Action item: When you copy the material, keep each line exactly as it appears.

Raw data:
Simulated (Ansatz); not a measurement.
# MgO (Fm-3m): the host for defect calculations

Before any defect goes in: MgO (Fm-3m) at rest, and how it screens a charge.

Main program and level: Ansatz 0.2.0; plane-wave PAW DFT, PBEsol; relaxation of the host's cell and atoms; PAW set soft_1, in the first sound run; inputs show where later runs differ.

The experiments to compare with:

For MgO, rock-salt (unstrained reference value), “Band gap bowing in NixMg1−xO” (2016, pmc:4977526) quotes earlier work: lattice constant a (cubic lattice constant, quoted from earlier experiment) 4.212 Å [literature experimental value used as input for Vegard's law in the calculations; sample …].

Answer area:
Simulated (Ansatz); not a measurement.
# MgO (Fm-3m): the host for defect calculations

Before any defect goes in: MgO (Fm-3m) at rest, and how it screens a charge.

Main program and level: Ansatz 0.2.0; plane-wave PAW DFT, PBEsol; relaxation of the host's cell and atoms; PAW set soft_1, in the first sound run; inputs show where later runs differ.

The experiments to compare with:

For MgO, rock-salt (unstrained reference value), “Band gap bowing in NixMg1−xO” (2016, pmc:4977526) quotes earlier work: lattice constant a (cubic lattice constant, quoted from earlier experiment) 4.212 Å [literature experimental value used as input for Vegard's law in the calculations; sample …].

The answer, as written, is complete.